### WORK INSTRUCTION
Every line of the material is to be reproduced verbatim.

---- RECORDED DATA
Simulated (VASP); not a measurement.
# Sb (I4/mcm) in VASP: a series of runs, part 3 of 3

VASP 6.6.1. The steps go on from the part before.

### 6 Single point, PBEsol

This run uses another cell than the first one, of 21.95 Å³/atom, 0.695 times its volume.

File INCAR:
--------

### WORKED SOLUTION
Simulated (VASP); not a measurement.
# Sb (I4/mcm) in VASP: a series of runs, part 3 of 3

VASP 6.6.1. The steps go on from the part before.

### 6 Single point, PBEsol

This run uses another cell than the first one, of 21.95 Å³/atom, 0.695 times its volume.

File INCAR:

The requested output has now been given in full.